- - -
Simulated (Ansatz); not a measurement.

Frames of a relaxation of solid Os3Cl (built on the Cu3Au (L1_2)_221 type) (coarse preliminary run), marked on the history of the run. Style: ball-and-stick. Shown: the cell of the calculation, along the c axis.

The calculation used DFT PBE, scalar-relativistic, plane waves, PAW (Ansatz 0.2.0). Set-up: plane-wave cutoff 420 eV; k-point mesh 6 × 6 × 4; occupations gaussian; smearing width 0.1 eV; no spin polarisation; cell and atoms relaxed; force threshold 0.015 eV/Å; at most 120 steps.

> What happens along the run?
- - -

Assignment.
From the entries above, print the lines beginning at the one with "Frames of a" and stopping after the one with "The calculation used", exactly as written and with nothing else.

Task result.
Frames of a relaxation of solid Os3Cl (built on the Cu3Au (L1_2)_221 type) (coarse preliminary run), marked on the history of the run. Style: ball-and-stick. Shown: the cell of the calculation, along the c axis.

The calculation used DFT PBE, scalar-relativistic, plane waves, PAW (Ansatz 0.2.0). Set-up: plane-wave cutoff 420 eV; k-point mesh 6 × 6 × 4; occupations gaussian; smearing width 0.1 eV; no spin polarisation; cell and atoms relaxed; force threshold 0.015 eV/Å; at most 120 steps.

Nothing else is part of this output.